▸ BRIEF: Using the records below, transcribe word for word the stretch from the line that contains "On the command" through the line that contains "V2, shared host?", both end lines included, and nothing else.

▸ DATA UNDER STUDY:
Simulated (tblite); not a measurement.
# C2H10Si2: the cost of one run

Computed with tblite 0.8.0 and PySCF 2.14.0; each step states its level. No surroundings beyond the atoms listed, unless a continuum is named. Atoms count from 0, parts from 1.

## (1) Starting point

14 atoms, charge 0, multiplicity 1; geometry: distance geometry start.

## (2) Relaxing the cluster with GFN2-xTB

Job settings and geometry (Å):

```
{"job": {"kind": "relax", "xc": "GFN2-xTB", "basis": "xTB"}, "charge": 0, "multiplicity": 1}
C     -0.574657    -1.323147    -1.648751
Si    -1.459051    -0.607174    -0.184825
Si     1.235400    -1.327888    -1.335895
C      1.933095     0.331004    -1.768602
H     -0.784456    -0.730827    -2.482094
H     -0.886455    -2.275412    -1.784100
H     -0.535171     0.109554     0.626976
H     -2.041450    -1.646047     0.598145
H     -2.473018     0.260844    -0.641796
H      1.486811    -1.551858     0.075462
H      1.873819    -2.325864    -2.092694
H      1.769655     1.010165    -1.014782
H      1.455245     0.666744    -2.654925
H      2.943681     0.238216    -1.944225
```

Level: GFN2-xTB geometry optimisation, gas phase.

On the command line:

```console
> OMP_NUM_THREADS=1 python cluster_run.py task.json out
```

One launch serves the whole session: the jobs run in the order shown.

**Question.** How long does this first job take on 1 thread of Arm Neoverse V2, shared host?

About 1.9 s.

▸ EXERCISE RESULT:
On the command line:

```console
> OMP_NUM_THREADS=1 python cluster_run.py task.json out
```

One launch serves the whole session: the jobs run in the order shown.

**Question.** How long does this first job take on 1 thread of Arm Neoverse V2, shared host?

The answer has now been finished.